DATA SUPPLIED:
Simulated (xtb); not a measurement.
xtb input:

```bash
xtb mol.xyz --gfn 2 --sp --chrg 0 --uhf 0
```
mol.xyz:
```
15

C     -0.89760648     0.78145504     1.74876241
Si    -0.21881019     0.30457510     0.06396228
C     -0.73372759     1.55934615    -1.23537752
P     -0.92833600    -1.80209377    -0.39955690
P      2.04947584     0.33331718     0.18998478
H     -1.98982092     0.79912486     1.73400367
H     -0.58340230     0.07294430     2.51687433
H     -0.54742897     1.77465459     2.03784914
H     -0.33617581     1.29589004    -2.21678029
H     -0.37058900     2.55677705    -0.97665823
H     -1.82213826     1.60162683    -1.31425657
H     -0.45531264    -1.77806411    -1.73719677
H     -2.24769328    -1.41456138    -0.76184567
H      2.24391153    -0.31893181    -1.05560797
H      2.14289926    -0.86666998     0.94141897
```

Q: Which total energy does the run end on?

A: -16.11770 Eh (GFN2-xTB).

ACTION ITEM: The required output is the exact run of lines from the beginning of the records to the line with "Q: Which total energy does the run end on?", that line included.

EXERCISE RESULT:
Simulated (xtb); not a measurement.
xtb input:

```bash
xtb mol.xyz --gfn 2 --sp --chrg 0 --uhf 0
```
mol.xyz:
```
15

C     -0.89760648     0.78145504     1.74876241
Si    -0.21881019     0.30457510     0.06396228
C     -0.73372759     1.55934615    -1.23537752
P     -0.92833600    -1.80209377    -0.39955690
P      2.04947584     0.33331718     0.18998478
H     -1.98982092     0.79912486     1.73400367
H     -0.58340230     0.07294430     2.51687433
H     -0.54742897     1.77465459     2.03784914
H     -0.33617581     1.29589004    -2.21678029
H     -0.37058900     2.55677705    -0.97665823
H     -1.82213826     1.60162683    -1.31425657
H     -0.45531264    -1.77806411    -1.73719677
H     -2.24769328    -1.41456138    -0.76184567
H      2.24391153    -0.31893181    -1.05560797
H      2.14289926    -0.86666998     0.94141897
```

Q: Which total energy does the run end on?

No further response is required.